● ● ● ●
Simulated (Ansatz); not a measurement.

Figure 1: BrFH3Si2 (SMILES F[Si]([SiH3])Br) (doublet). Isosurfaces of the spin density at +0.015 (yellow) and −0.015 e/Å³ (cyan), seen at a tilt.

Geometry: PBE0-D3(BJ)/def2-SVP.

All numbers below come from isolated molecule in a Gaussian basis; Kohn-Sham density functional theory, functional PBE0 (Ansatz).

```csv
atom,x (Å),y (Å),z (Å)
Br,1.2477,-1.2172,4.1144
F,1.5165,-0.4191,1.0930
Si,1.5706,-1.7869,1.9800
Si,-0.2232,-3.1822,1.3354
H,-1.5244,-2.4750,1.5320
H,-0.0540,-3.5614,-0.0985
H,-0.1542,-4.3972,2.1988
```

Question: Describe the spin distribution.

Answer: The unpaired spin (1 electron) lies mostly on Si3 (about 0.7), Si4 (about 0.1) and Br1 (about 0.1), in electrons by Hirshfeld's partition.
● ● ● ●

### Work request
Retype the records above from the very first line down to the line with "Question: Describe the spin distribution.", keeping both of those lines. Include nothing beyond them.

### Answer area
Simulated (Ansatz); not a measurement.

Figure 1: BrFH3Si2 (SMILES F[Si]([SiH3])Br) (doublet). Isosurfaces of the spin density at +0.015 (yellow) and −0.015 e/Å³ (cyan), seen at a tilt.

Geometry: PBE0-D3(BJ)/def2-SVP.

All numbers below come from isolated molecule in a Gaussian basis; Kohn-Sham density functional theory, functional PBE0 (Ansatz).

```csv
atom,x (Å),y (Å),z (Å)
Br,1.2477,-1.2172,4.1144
F,1.5165,-0.4191,1.0930
Si,1.5706,-1.7869,1.9800
Si,-0.2232,-3.1822,1.3354
H,-1.5244,-2.4750,1.5320
H,-0.0540,-3.5614,-0.0985
H,-0.1542,-4.3972,2.1988
```

Question: Describe the spin distribution.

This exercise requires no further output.